Work item:
Print the data exactly, leaving nothing out.

Records shown:

⁂

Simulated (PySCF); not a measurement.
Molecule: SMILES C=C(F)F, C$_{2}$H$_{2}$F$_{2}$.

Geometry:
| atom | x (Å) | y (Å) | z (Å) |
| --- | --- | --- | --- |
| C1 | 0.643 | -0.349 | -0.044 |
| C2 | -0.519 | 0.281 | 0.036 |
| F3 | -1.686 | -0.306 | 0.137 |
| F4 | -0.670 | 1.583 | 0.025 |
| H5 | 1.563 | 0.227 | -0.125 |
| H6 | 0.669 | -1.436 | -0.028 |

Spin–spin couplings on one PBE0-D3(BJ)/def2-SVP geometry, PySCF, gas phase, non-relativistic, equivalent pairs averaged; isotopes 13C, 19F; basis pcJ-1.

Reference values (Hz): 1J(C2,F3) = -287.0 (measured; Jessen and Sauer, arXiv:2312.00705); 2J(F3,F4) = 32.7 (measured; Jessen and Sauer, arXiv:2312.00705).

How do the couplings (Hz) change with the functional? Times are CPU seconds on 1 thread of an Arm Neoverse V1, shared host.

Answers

⁂

Written solution:
Simulated (PySCF); not a measurement.
Molecule: SMILES C=C(F)F, C$_{2}$H$_{2}$F$_{2}$.

Geometry:
| atom | x (Å) | y (Å) | z (Å) |
| --- | --- | --- | --- |
| C1 | 0.643 | -0.349 | -0.044 |
| C2 | -0.519 | 0.281 | 0.036 |
| F3 | -1.686 | -0.306 | 0.137 |
| F4 | -0.670 | 1.583 | 0.025 |
| H5 | 1.563 | 0.227 | -0.125 |
| H6 | 0.669 | -1.436 | -0.028 |

Spin–spin couplings on one PBE0-D3(BJ)/def2-SVP geometry, PySCF, gas phase, non-relativistic, equivalent pairs averaged; isotopes 13C, 19F; basis pcJ-1.

Reference values (Hz): 1J(C2,F3) = -287.0 (measured; Jessen and Sauer, arXiv:2312.00705); 2J(F3,F4) = 32.7 (measured; Jessen and Sauer, arXiv:2312.00705).

How do the couplings (Hz) change with the functional? Times are CPU seconds on 1 thread of an Arm Neoverse V1, shared host.

Answers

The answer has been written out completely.